Dataset excerpts>
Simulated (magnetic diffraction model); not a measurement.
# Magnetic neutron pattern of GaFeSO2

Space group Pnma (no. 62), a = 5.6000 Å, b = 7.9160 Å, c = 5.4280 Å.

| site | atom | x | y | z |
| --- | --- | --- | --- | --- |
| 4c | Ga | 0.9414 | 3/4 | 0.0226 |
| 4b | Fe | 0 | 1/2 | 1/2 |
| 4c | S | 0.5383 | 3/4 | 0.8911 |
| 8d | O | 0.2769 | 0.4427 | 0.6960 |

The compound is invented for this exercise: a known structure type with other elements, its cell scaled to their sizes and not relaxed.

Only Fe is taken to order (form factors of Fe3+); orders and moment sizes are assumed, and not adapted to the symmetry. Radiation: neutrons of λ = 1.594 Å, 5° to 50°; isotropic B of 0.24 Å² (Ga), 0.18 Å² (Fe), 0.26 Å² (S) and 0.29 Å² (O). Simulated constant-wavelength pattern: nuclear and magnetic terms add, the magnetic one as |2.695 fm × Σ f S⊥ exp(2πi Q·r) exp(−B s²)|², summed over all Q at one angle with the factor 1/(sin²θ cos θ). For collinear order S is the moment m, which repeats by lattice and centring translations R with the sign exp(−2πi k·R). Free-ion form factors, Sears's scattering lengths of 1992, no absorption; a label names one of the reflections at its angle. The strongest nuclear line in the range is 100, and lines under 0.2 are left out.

Assignment>
Your response should consist of the full listing, exactly as written.

Exercise result>
Simulated (magnetic diffraction model); not a measurement.
# Magnetic neutron pattern of GaFeSO2

Space group Pnma (no. 62), a = 5.6000 Å, b = 7.9160 Å, c = 5.4280 Å.

| site | atom | x | y | z |
| --- | --- | --- | --- | --- |
| 4c | Ga | 0.9414 | 3/4 | 0.0226 |
| 4b | Fe | 0 | 1/2 | 1/2 |
| 4c | S | 0.5383 | 3/4 | 0.8911 |
| 8d | O | 0.2769 | 0.4427 | 0.6960 |

The compound is invented for this exercise: a known structure type with other elements, its cell scaled to their sizes and not relaxed.

Only Fe is taken to order (form factors of Fe3+); orders and moment sizes are assumed, and not adapted to the symmetry. Radiation: neutrons of λ = 1.594 Å, 5° to 50°; isotropic B of 0.24 Å² (Ga), 0.18 Å² (Fe), 0.26 Å² (S) and 0.29 Å² (O). Simulated constant-wavelength pattern: nuclear and magnetic terms add, the magnetic one as |2.695 fm × Σ f S⊥ exp(2πi Q·r) exp(−B s²)|², summed over all Q at one angle with the factor 1/(sin²θ cos θ). For collinear order S is the moment m, which repeats by lattice and centring translations R with the sign exp(−2πi k·R). Free-ion form factors, Sears's scattering lengths of 1992, no absorption; a label names one of the reflections at its angle. The strongest nuclear line in the range is 100, and lines under 0.2 are left out.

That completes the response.